Exercise: Every line below needs to be reproduced exactly.

Dataset extract:

--- --- ---

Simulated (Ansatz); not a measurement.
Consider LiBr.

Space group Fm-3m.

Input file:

--- --- ---

Answer box:
Simulated (Ansatz); not a measurement.
Consider LiBr.

Space group Fm-3m.

Input file:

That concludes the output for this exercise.